----- Data excerpts

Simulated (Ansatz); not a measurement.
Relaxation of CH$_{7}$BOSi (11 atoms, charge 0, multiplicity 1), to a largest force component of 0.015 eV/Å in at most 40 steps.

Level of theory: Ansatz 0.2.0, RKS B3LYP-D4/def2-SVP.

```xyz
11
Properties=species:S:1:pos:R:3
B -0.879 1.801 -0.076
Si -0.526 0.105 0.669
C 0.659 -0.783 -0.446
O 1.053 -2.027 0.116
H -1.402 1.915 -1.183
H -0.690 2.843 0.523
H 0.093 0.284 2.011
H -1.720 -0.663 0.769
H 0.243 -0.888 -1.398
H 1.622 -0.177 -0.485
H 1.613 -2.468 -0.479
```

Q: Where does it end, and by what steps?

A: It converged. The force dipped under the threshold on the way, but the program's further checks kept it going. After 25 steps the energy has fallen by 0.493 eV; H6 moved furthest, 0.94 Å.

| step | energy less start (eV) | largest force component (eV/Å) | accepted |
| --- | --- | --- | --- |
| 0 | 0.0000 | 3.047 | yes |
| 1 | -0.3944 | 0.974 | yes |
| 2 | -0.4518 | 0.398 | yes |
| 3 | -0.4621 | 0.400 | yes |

----------

**Assigned task:** Starting at the line that contains "3.047 | yes |" and stopping after the line that contains "0.398 | yes |", write out every line exactly as it appears above, and no other line.

**Response area:**
| 0 | 0.0000 | 3.047 | yes |
| 1 | -0.3944 | 0.974 | yes |
| 2 | -0.4518 | 0.398 | yes |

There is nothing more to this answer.